WORK ORDER
Print each entry exactly, all the way through.

# # # #
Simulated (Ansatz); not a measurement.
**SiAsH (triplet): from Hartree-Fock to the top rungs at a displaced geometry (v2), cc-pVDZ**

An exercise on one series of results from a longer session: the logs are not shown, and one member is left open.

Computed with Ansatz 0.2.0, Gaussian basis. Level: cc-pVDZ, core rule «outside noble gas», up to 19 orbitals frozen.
# # # #

YOUR SOLUTION
Simulated (Ansatz); not a measurement.
**SiAsH (triplet): from Hartree-Fock to the top rungs at a displaced geometry (v2), cc-pVDZ**

An exercise on one series of results from a longer session: the logs are not shown, and one member is left open.

Computed with Ansatz 0.2.0, Gaussian basis. Level: cc-pVDZ, core rule «outside noble gas», up to 19 orbitals frozen.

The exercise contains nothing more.